Dataset =
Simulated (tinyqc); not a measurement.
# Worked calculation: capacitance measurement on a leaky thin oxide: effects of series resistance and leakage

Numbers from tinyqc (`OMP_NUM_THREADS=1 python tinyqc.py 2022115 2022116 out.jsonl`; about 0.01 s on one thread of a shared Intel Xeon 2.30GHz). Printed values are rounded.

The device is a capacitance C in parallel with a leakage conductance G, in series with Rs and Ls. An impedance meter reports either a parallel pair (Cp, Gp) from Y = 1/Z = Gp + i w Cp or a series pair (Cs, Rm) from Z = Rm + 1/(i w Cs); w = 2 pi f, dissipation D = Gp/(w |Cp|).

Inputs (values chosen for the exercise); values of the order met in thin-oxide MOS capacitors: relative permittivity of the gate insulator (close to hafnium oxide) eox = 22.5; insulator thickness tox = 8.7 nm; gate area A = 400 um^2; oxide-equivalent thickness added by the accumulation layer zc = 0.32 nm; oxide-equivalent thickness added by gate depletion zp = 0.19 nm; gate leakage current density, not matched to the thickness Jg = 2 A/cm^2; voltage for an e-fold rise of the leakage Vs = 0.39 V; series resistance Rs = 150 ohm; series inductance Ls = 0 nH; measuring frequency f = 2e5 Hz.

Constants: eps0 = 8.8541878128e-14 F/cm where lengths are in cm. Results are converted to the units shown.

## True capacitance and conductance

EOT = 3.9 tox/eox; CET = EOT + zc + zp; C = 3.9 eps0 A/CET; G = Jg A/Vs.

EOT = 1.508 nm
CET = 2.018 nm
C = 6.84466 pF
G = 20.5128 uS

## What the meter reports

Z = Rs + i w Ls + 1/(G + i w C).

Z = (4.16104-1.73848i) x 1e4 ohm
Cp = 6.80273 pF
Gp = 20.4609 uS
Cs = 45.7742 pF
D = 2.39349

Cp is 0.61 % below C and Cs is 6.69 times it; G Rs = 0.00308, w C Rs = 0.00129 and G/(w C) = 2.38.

Required action = Restate verbatim all lines from the start of the data through the line containing "The device is", with both ends kept.

Written reply =
Simulated (tinyqc); not a measurement.
# Worked calculation: capacitance measurement on a leaky thin oxide: effects of series resistance and leakage

Numbers from tinyqc (`OMP_NUM_THREADS=1 python tinyqc.py 2022115 2022116 out.jsonl`; about 0.01 s on one thread of a shared Intel Xeon 2.30GHz). Printed values are rounded.

The device is a capacitance C in parallel with a leakage conductance G, in series with Rs and Ls. An impedance meter reports either a parallel pair (Cp, Gp) from Y = 1/Z = Gp + i w Cp or a series pair (Cs, Rm) from Z = Rm + 1/(i w Cs); w = 2 pi f, dissipation D = Gp/(w |Cp|).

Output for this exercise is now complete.